* [ENTRIES SUPPLIED]
-*-*-

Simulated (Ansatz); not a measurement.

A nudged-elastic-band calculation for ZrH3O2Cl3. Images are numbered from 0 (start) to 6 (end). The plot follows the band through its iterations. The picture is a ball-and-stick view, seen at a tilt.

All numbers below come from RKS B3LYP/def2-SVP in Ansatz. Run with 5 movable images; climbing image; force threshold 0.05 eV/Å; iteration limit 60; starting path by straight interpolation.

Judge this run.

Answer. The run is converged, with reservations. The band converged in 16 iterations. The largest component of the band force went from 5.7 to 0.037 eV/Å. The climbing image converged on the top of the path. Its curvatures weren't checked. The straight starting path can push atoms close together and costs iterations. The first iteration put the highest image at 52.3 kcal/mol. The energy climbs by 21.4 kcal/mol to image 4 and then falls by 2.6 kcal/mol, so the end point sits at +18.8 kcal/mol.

-*-*-

Beginning with the line holding "A nudged-elastic-band calculation" and ending with the line holding "Judge this run.", write out the stretch of material above exactly; add no further lines.

A nudged-elastic-band calculation for ZrH3O2Cl3. Images are numbered from 0 (start) to 6 (end). The plot follows the band through its iterations. The picture is a ball-and-stick view, seen at a tilt.

All numbers below come from RKS B3LYP/def2-SVP in Ansatz. Run with 5 movable images; climbing image; force threshold 0.05 eV/Å; iteration limit 60; starting path by straight interpolation.

Judge this run.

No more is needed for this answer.